** Opening Stored data block **

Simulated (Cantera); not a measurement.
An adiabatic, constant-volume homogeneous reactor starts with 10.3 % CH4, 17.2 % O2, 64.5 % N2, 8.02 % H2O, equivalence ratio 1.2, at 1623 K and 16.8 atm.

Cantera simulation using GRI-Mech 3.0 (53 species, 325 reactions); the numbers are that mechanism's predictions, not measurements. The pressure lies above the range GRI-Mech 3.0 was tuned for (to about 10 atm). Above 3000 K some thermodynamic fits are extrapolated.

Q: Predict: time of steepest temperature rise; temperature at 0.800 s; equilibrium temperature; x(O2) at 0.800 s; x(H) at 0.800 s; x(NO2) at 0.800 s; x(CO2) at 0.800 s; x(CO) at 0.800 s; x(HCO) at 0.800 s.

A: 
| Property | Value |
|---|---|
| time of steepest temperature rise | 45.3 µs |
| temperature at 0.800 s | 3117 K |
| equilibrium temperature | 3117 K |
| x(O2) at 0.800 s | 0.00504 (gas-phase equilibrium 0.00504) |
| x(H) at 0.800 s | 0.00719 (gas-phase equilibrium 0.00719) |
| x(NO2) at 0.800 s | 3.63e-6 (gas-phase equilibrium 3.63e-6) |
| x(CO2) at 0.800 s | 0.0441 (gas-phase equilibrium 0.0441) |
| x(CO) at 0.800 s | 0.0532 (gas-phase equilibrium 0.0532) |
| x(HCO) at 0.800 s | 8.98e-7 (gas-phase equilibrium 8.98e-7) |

** Closing Stored data block **

__Task item__: Could you please copy the lines above exactly, beginning at the first and ending at the line that contains "An adiabatic, constant-volume"?

__Response box__:
Simulated (Cantera); not a measurement.
An adiabatic, constant-volume homogeneous reactor starts with 10.3 % CH4, 17.2 % O2, 64.5 % N2, 8.02 % H2O, equivalence ratio 1.2, at 1623 K and 16.8 atm.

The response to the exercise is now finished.